(Dataset entries)

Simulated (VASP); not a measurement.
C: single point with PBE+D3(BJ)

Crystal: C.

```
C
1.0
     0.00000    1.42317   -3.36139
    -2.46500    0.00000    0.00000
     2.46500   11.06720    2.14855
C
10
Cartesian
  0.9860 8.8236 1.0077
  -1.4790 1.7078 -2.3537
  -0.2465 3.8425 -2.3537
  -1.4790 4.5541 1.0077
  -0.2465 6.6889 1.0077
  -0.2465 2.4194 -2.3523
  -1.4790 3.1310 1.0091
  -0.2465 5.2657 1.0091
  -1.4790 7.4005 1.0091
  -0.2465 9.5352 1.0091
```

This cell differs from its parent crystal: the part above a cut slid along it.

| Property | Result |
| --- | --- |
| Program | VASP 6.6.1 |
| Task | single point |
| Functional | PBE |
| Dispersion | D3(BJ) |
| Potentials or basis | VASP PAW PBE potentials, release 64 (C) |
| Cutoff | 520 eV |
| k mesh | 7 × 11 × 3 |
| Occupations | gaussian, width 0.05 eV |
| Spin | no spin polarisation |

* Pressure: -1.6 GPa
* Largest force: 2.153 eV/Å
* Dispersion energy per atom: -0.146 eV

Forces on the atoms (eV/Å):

(End Dataset entries)

* _Assigned task_: From the data above, output only the lines between the line containing "VASP 6.6.1 |" and the line containing "atom: -0.146 eV", inclusive, exactly as written.

* _Your response_:
| Program | VASP 6.6.1 |
| Task | single point |
| Functional | PBE |
| Dispersion | D3(BJ) |
| Potentials or basis | VASP PAW PBE potentials, release 64 (C) |
| Cutoff | 520 eV |
| k mesh | 7 × 11 × 3 |
| Occupations | gaussian, width 0.05 eV |
| Spin | no spin polarisation |

* Pressure: -1.6 GPa
* Largest force: 2.153 eV/Å
* Dispersion energy per atom: -0.146 eV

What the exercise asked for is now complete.